******************************

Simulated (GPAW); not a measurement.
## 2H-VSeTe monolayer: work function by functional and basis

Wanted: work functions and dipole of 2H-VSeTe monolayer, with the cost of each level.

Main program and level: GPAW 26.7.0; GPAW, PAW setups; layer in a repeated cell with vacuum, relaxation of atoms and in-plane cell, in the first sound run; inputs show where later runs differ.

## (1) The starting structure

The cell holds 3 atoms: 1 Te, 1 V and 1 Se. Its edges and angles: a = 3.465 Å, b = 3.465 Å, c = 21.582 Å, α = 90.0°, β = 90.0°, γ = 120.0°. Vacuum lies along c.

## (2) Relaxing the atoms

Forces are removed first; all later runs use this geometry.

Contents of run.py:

******************************

The first line of the data, the line with "## (1) The starting structure", and all lines in between are to be copied exactly. Leave out everything else.

Simulated (GPAW); not a measurement.
## 2H-VSeTe monolayer: work function by functional and basis

Wanted: work functions and dipole of 2H-VSeTe monolayer, with the cost of each level.

Main program and level: GPAW 26.7.0; GPAW, PAW setups; layer in a repeated cell with vacuum, relaxation of atoms and in-plane cell, in the first sound run; inputs show where later runs differ.

## (1) The starting structure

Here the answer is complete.